#### Source data:
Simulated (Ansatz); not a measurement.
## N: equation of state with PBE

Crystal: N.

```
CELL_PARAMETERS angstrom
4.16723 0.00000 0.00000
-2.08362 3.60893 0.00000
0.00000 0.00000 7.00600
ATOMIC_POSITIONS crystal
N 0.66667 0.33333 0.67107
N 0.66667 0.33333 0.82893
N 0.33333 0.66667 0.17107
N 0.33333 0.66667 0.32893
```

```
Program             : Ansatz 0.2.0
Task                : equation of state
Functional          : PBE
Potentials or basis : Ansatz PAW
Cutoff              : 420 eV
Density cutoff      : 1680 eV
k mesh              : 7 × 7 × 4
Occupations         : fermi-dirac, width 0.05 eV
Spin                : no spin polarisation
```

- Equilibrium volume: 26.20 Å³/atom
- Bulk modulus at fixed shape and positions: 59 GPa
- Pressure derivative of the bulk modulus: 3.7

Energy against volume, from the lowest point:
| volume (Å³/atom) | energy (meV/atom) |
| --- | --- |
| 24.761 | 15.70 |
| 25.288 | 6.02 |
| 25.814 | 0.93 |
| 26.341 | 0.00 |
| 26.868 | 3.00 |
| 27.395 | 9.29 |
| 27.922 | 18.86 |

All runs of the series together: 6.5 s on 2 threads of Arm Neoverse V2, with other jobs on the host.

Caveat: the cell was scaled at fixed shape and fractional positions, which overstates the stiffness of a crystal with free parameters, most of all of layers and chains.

#### Task item:
The lines running from the start of the data through the one that contains "All runs of" should be reproduced exactly, and only those.

#### Your response:
Simulated (Ansatz); not a measurement.
## N: equation of state with PBE

Crystal: N.

```
CELL_PARAMETERS angstrom
4.16723 0.00000 0.00000
-2.08362 3.60893 0.00000
0.00000 0.00000 7.00600
ATOMIC_POSITIONS crystal
N 0.66667 0.33333 0.67107
N 0.66667 0.33333 0.82893
N 0.33333 0.66667 0.17107
N 0.33333 0.66667 0.32893
```

```
Program             : Ansatz 0.2.0
Task                : equation of state
Functional          : PBE
Potentials or basis : Ansatz PAW
Cutoff              : 420 eV
Density cutoff      : 1680 eV
k mesh              : 7 × 7 × 4
Occupations         : fermi-dirac, width 0.05 eV
Spin                : no spin polarisation
```

- Equilibrium volume: 26.20 Å³/atom
- Bulk modulus at fixed shape and positions: 59 GPa
- Pressure derivative of the bulk modulus: 3.7

Energy against volume, from the lowest point:
| volume (Å³/atom) | energy (meV/atom) |
| --- | --- |
| 24.761 | 15.70 |
| 25.288 | 6.02 |
| 25.814 | 0.93 |
| 26.341 | 0.00 |
| 26.868 | 3.00 |
| 27.395 | 9.29 |
| 27.922 | 18.86 |

All runs of the series together: 6.5 s on 2 threads of Arm Neoverse V2, with other jobs on the host.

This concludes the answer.